* Requirement: Beneath this sentence is a set of records; write each of them out exactly.

------------------------------------------------------------
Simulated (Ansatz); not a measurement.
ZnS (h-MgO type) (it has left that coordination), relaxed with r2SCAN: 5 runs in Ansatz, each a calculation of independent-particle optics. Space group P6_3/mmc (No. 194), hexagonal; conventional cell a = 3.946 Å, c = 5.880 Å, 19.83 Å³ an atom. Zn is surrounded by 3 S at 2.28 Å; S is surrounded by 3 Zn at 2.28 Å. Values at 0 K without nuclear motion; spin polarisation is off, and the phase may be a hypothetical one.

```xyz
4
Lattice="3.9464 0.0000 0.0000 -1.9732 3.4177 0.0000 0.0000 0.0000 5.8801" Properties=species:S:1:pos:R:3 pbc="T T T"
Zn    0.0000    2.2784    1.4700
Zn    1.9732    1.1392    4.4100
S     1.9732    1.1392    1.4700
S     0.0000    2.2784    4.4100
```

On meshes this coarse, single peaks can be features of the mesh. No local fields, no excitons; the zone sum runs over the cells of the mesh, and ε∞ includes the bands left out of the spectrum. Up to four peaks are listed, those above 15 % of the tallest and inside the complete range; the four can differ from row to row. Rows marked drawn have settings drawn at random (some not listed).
------------------------------------------------------------

* Written reply:
Simulated (Ansatz); not a measurement.
ZnS (h-MgO type) (it has left that coordination), relaxed with r2SCAN: 5 runs in Ansatz, each a calculation of independent-particle optics. Space group P6_3/mmc (No. 194), hexagonal; conventional cell a = 3.946 Å, c = 5.880 Å, 19.83 Å³ an atom. Zn is surrounded by 3 S at 2.28 Å; S is surrounded by 3 Zn at 2.28 Å. Values at 0 K without nuclear motion; spin polarisation is off, and the phase may be a hypothetical one.

```xyz
4
Lattice="3.9464 0.0000 0.0000 -1.9732 3.4177 0.0000 0.0000 0.0000 5.8801" Properties=species:S:1:pos:R:3 pbc="T T T"
Zn    0.0000    2.2784    1.4700
Zn    1.9732    1.1392    4.4100
S     1.9732    1.1392    1.4700
S     0.0000    2.2784    4.4100
```

On meshes this coarse, single peaks can be features of the mesh. No local fields, no excitons; the zone sum runs over the cells of the mesh, and ε∞ includes the bands left out of the spectrum. Up to four peaks are listed, those above 15 % of the tallest and inside the complete range; the four can differ from row to row. Rows marked drawn have settings drawn at random (some not listed).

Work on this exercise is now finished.